→ ASSIGNED TASK
Once the line containing "Identify the bonds, lone" has been printed, stop; print every line before it exactly, starting at the top of the material below.

→ MATERIAL SHOWN
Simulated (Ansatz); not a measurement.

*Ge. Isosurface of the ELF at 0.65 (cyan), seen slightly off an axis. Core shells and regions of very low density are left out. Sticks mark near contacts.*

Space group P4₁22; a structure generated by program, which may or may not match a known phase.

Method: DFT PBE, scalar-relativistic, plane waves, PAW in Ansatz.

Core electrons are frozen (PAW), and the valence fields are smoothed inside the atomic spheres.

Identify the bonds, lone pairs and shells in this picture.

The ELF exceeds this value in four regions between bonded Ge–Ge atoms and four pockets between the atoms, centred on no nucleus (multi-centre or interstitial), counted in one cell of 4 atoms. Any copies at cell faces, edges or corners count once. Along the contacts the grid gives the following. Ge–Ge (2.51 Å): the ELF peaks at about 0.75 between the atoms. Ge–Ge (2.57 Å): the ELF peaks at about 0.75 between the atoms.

→ ANSWER BOX
Simulated (Ansatz); not a measurement.

*Ge. Isosurface of the ELF at 0.65 (cyan), seen slightly off an axis. Core shells and regions of very low density are left out. Sticks mark near contacts.*

Space group P4₁22; a structure generated by program, which may or may not match a known phase.

Method: DFT PBE, scalar-relativistic, plane waves, PAW in Ansatz.

Core electrons are frozen (PAW), and the valence fields are smoothed inside the atomic spheres.

Identify the bonds, lone pairs and shells in this picture.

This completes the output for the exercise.